BRIEF — Nothing should be output except the lines from the top of the material below through the line that contains "Estimate the equilibrium", each exactly as written.

Segment Open

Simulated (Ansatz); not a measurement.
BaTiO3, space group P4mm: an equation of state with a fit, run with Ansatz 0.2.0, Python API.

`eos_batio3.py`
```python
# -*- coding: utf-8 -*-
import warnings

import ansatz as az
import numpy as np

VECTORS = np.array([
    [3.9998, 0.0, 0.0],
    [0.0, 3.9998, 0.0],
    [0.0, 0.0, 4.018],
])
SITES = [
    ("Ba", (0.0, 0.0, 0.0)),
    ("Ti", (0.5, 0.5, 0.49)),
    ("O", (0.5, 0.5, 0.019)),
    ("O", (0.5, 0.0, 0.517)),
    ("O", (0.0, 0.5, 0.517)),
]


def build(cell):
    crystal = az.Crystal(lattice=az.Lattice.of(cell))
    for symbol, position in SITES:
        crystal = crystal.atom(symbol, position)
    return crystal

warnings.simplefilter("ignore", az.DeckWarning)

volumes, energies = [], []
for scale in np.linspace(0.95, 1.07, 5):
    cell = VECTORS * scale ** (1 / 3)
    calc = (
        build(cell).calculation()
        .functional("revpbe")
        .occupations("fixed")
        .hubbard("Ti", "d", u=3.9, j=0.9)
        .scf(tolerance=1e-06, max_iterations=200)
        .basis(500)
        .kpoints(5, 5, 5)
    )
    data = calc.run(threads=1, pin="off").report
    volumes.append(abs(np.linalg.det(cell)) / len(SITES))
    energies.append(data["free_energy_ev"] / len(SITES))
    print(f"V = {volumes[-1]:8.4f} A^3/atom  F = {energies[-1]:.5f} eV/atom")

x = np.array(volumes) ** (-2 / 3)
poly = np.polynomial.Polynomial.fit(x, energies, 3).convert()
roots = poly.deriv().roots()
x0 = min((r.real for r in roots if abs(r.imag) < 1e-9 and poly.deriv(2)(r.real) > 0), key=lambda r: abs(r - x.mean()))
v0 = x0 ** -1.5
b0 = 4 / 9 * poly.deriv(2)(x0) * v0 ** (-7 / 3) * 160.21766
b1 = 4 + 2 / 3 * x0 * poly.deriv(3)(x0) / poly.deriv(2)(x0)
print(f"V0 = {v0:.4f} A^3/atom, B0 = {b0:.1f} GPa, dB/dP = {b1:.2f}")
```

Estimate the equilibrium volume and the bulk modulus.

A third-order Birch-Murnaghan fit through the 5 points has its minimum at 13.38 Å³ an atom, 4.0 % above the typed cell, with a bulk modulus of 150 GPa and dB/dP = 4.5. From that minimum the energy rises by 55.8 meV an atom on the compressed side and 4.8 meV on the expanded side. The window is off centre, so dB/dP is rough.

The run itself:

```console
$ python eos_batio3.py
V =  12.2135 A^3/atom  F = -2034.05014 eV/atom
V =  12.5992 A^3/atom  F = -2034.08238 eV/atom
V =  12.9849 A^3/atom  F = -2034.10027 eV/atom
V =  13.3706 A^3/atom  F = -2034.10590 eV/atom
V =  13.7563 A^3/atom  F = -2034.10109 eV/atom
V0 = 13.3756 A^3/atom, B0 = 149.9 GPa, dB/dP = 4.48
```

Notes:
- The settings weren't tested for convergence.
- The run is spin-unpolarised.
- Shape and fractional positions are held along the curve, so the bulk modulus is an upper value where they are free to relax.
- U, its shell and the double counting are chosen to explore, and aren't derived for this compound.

Segment Closed

EXERCISE ANSWER —
Simulated (Ansatz); not a measurement.
BaTiO3, space group P4mm: an equation of state with a fit, run with Ansatz 0.2.0, Python API.

`eos_batio3.py`
```python
# -*- coding: utf-8 -*-
import warnings

import ansatz as az
import numpy as np

VECTORS = np.array([
    [3.9998, 0.0, 0.0],
    [0.0, 3.9998, 0.0],
    [0.0, 0.0, 4.018],
])
SITES = [
    ("Ba", (0.0, 0.0, 0.0)),
    ("Ti", (0.5, 0.5, 0.49)),
    ("O", (0.5, 0.5, 0.019)),
    ("O", (0.5, 0.0, 0.517)),
    ("O", (0.0, 0.5, 0.517)),
]


def build(cell):
    crystal = az.Crystal(lattice=az.Lattice.of(cell))
    for symbol, position in SITES:
        crystal = crystal.atom(symbol, position)
    return crystal

warnings.simplefilter("ignore", az.DeckWarning)

volumes, energies = [], []
for scale in np.linspace(0.95, 1.07, 5):
    cell = VECTORS * scale ** (1 / 3)
    calc = (
        build(cell).calculation()
        .functional("revpbe")
        .occupations("fixed")
        .hubbard("Ti", "d", u=3.9, j=0.9)
        .scf(tolerance=1e-06, max_iterations=200)
        .basis(500)
        .kpoints(5, 5, 5)
    )
    data = calc.run(threads=1, pin="off").report
    volumes.append(abs(np.linalg.det(cell)) / len(SITES))
    energies.append(data["free_energy_ev"] / len(SITES))
    print(f"V = {volumes[-1]:8.4f} A^3/atom  F = {energies[-1]:.5f} eV/atom")

x = np.array(volumes) ** (-2 / 3)
poly = np.polynomial.Polynomial.fit(x, energies, 3).convert()
roots = poly.deriv().roots()
x0 = min((r.real for r in roots if abs(r.imag) < 1e-9 and poly.deriv(2)(r.real) > 0), key=lambda r: abs(r - x.mean()))
v0 = x0 ** -1.5
b0 = 4 / 9 * poly.deriv(2)(x0) * v0 ** (-7 / 3) * 160.21766
b1 = 4 + 2 / 3 * x0 * poly.deriv(3)(x0) / poly.deriv(2)(x0)
print(f"V0 = {v0:.4f} A^3/atom, B0 = {b0:.1f} GPa, dB/dP = {b1:.2f}")
```

Estimate the equilibrium volume and the bulk modulus.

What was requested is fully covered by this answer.